Extracted records:
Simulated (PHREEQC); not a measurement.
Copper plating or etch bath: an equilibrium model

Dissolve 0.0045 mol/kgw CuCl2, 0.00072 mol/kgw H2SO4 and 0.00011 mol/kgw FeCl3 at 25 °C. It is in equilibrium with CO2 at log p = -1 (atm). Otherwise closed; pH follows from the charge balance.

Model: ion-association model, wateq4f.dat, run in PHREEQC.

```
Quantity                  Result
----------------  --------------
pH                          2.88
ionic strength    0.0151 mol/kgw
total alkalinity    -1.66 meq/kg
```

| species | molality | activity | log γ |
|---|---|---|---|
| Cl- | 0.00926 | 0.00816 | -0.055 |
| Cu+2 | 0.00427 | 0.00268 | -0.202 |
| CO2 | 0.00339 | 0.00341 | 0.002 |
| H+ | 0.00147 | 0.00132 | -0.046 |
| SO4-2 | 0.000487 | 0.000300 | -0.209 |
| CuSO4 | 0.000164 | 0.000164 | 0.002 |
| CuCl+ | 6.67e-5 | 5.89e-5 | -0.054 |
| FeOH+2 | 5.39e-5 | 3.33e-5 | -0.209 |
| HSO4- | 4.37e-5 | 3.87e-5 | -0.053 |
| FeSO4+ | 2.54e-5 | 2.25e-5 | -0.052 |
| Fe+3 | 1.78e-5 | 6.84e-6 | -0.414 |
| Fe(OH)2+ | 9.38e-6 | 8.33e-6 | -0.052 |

Brief: Emit, unaltered, the lines from the top of the listing down through the line that holds "6.84e-6 | -0.414 |"; emit nothing else.

Answer section:
Simulated (PHREEQC); not a measurement.
Copper plating or etch bath: an equilibrium model

Dissolve 0.0045 mol/kgw CuCl2, 0.00072 mol/kgw H2SO4 and 0.00011 mol/kgw FeCl3 at 25 °C. It is in equilibrium with CO2 at log p = -1 (atm). Otherwise closed; pH follows from the charge balance.

Model: ion-association model, wateq4f.dat, run in PHREEQC.

```
Quantity                  Result
----------------  --------------
pH                          2.88
ionic strength    0.0151 mol/kgw
total alkalinity    -1.66 meq/kg
```

| species | molality | activity | log γ |
|---|---|---|---|
| Cl- | 0.00926 | 0.00816 | -0.055 |
| Cu+2 | 0.00427 | 0.00268 | -0.202 |
| CO2 | 0.00339 | 0.00341 | 0.002 |
| H+ | 0.00147 | 0.00132 | -0.046 |
| SO4-2 | 0.000487 | 0.000300 | -0.209 |
| CuSO4 | 0.000164 | 0.000164 | 0.002 |
| CuCl+ | 6.67e-5 | 5.89e-5 | -0.054 |
| FeOH+2 | 5.39e-5 | 3.33e-5 | -0.209 |
| HSO4- | 4.37e-5 | 3.87e-5 | -0.053 |
| FeSO4+ | 2.54e-5 | 2.25e-5 | -0.052 |
| Fe+3 | 1.78e-5 | 6.84e-6 | -0.414 |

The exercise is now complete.